> _Provided records_
►
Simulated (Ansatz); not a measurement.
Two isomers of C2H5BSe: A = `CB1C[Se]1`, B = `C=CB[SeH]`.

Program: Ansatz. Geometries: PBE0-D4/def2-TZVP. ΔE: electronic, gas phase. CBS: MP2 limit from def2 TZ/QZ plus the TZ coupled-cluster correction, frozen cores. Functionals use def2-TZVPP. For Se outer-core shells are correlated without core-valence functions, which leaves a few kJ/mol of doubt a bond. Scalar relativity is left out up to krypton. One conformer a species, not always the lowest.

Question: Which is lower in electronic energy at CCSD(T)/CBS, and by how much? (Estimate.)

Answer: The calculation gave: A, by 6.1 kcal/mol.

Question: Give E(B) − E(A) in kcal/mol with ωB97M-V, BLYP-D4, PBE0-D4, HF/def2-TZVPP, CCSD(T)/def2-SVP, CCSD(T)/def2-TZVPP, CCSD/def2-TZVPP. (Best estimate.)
◄

Print every entry exactly.

> _Exercise response_
Simulated (Ansatz); not a measurement.
Two isomers of C2H5BSe: A = `CB1C[Se]1`, B = `C=CB[SeH]`.

Program: Ansatz. Geometries: PBE0-D4/def2-TZVP. ΔE: electronic, gas phase. CBS: MP2 limit from def2 TZ/QZ plus the TZ coupled-cluster correction, frozen cores. Functionals use def2-TZVPP. For Se outer-core shells are correlated without core-valence functions, which leaves a few kJ/mol of doubt a bond. Scalar relativity is left out up to krypton. One conformer a species, not always the lowest.

Question: Which is lower in electronic energy at CCSD(T)/CBS, and by how much? (Estimate.)

Answer: The calculation gave: A, by 6.1 kcal/mol.

Question: Give E(B) − E(A) in kcal/mol with ωB97M-V, BLYP-D4, PBE0-D4, HF/def2-TZVPP, CCSD(T)/def2-SVP, CCSD(T)/def2-TZVPP, CCSD/def2-TZVPP. (Best estimate.)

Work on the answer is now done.